▶ **Required action**: Reproduce the listing exactly, keeping every word as it is.

▶ **Recorded data**:
##########

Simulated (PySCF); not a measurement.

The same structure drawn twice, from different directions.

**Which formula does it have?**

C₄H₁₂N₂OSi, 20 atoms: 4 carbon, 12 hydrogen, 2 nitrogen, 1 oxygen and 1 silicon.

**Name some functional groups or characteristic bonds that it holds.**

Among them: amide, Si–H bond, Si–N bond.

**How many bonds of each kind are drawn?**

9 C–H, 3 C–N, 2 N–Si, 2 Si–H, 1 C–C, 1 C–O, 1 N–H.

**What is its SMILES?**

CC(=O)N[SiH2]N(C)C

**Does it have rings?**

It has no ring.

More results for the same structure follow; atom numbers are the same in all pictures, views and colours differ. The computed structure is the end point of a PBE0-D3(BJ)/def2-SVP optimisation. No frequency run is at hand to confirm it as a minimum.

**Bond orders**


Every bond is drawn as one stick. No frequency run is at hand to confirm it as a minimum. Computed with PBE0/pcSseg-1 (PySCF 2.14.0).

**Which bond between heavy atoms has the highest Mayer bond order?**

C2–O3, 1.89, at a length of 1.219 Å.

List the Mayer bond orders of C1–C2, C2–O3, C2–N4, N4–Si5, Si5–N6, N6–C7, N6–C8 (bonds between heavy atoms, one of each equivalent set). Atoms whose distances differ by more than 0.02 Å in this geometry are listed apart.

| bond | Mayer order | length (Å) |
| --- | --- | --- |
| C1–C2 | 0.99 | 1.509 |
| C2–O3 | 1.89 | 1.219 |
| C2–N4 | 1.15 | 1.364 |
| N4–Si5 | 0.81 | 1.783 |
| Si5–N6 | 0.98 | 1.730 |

##########

▶ **Task result**:
Simulated (PySCF); not a measurement.

The same structure drawn twice, from different directions.

**Which formula does it have?**

C₄H₁₂N₂OSi, 20 atoms: 4 carbon, 12 hydrogen, 2 nitrogen, 1 oxygen and 1 silicon.

**Name some functional groups or characteristic bonds that it holds.**

Among them: amide, Si–H bond, Si–N bond.

**How many bonds of each kind are drawn?**

9 C–H, 3 C–N, 2 N–Si, 2 Si–H, 1 C–C, 1 C–O, 1 N–H.

**What is its SMILES?**

CC(=O)N[SiH2]N(C)C

**Does it have rings?**

It has no ring.

More results for the same structure follow; atom numbers are the same in all pictures, views and colours differ. The computed structure is the end point of a PBE0-D3(BJ)/def2-SVP optimisation. No frequency run is at hand to confirm it as a minimum.

**Bond orders**


Every bond is drawn as one stick. No frequency run is at hand to confirm it as a minimum. Computed with PBE0/pcSseg-1 (PySCF 2.14.0).

**Which bond between heavy atoms has the highest Mayer bond order?**

C2–O3, 1.89, at a length of 1.219 Å.

List the Mayer bond orders of C1–C2, C2–O3, C2–N4, N4–Si5, Si5–N6, N6–C7, N6–C8 (bonds between heavy atoms, one of each equivalent set). Atoms whose distances differ by more than 0.02 Å in this geometry are listed apart.

| bond | Mayer order | length (Å) |
| --- | --- | --- |
| C1–C2 | 0.99 | 1.509 |
| C2–O3 | 1.89 | 1.219 |
| C2–N4 | 1.15 | 1.364 |
| N4–Si5 | 0.81 | 1.783 |
| Si5–N6 | 0.98 | 1.730 |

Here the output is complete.